◆ **Assigned task**: Return all of the material, keeping each line exactly as it is.

◆ **Extracted records**:
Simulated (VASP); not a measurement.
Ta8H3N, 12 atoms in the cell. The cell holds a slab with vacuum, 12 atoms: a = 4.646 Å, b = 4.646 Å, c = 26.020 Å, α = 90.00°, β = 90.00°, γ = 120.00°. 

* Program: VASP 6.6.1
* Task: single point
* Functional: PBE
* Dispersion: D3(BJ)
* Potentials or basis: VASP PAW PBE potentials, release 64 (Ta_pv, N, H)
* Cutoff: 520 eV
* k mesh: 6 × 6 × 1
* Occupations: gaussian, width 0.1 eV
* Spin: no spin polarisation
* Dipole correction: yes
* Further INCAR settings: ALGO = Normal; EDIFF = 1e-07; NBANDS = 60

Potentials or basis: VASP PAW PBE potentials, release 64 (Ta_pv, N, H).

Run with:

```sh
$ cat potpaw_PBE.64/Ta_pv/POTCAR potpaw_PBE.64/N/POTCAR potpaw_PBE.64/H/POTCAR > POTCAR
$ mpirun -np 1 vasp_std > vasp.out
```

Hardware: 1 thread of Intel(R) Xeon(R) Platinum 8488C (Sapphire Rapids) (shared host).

◆ **Your solution**:
Simulated (VASP); not a measurement.
Ta8H3N, 12 atoms in the cell. The cell holds a slab with vacuum, 12 atoms: a = 4.646 Å, b = 4.646 Å, c = 26.020 Å, α = 90.00°, β = 90.00°, γ = 120.00°. 

* Program: VASP 6.6.1
* Task: single point
* Functional: PBE
* Dispersion: D3(BJ)
* Potentials or basis: VASP PAW PBE potentials, release 64 (Ta_pv, N, H)
* Cutoff: 520 eV
* k mesh: 6 × 6 × 1
* Occupations: gaussian, width 0.1 eV
* Spin: no spin polarisation
* Dipole correction: yes
* Further INCAR settings: ALGO = Normal; EDIFF = 1e-07; NBANDS = 60

Potentials or basis: VASP PAW PBE potentials, release 64 (Ta_pv, N, H).

Run with:

```sh
$ cat potpaw_PBE.64/Ta_pv/POTCAR potpaw_PBE.64/N/POTCAR potpaw_PBE.64/H/POTCAR > POTCAR
$ mpirun -np 1 vasp_std > vasp.out
```

Hardware: 1 thread of Intel(R) Xeon(R) Platinum 8488C (Sapphire Rapids) (shared host).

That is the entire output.